Information given:
[Start of section]

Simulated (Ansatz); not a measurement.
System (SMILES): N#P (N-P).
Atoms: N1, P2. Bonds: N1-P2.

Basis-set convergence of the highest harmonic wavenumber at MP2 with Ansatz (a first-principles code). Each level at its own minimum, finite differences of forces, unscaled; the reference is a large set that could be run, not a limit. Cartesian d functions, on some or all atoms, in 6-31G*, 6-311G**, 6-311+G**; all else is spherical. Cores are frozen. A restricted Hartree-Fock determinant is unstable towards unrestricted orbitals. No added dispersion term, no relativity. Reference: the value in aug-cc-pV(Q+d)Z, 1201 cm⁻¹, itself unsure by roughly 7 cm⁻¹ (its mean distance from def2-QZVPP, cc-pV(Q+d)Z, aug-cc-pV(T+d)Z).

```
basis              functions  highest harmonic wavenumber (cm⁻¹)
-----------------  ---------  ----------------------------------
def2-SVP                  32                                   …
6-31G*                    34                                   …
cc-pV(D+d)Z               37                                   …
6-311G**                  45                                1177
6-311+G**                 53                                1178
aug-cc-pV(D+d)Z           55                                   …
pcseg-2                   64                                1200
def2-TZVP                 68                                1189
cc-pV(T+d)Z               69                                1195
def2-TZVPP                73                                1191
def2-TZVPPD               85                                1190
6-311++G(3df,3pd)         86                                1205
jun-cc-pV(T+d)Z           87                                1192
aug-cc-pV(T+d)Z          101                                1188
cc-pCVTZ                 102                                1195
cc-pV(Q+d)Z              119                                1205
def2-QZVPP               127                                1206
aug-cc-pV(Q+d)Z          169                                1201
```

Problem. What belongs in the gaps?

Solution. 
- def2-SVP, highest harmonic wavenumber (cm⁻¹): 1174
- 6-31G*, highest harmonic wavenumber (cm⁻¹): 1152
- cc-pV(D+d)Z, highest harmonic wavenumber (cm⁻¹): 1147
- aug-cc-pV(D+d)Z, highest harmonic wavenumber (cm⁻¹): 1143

[End of section]

Work order: Taking the entries above, write out exactly each line from the one holding "- 6-31G*, highest" to the one holding "- cc-pV(D+d)Z, highest", both included, and stop there.

Answer area:
- 6-31G*, highest harmonic wavenumber (cm⁻¹): 1152
- cc-pV(D+d)Z, highest harmonic wavenumber (cm⁻¹): 1147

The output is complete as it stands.